___

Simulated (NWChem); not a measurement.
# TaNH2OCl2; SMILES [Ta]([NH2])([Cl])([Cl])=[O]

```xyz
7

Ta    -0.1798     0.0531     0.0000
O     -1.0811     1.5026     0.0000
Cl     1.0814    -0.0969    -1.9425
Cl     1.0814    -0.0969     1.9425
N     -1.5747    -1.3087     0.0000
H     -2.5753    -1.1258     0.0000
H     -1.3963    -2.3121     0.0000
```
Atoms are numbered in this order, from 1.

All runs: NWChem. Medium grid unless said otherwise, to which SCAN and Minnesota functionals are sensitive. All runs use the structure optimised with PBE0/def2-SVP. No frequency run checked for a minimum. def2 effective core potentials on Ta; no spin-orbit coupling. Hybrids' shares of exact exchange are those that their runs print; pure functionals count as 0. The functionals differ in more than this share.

___

Start with the line above that contains "# TaNH2OCl2; SMILES" and stop after the line that contains "Atoms are numbered in this order, from 1.". Output those lines exactly, and only those.

# TaNH2OCl2; SMILES [Ta]([NH2])([Cl])([Cl])=[O]

```xyz
7

Ta    -0.1798     0.0531     0.0000
O     -1.0811     1.5026     0.0000
Cl     1.0814    -0.0969    -1.9425
Cl     1.0814    -0.0969     1.9425
N     -1.5747    -1.3087     0.0000
H     -2.5753    -1.1258     0.0000
H     -1.3963    -2.3121     0.0000
```
Atoms are numbered in this order, from 1.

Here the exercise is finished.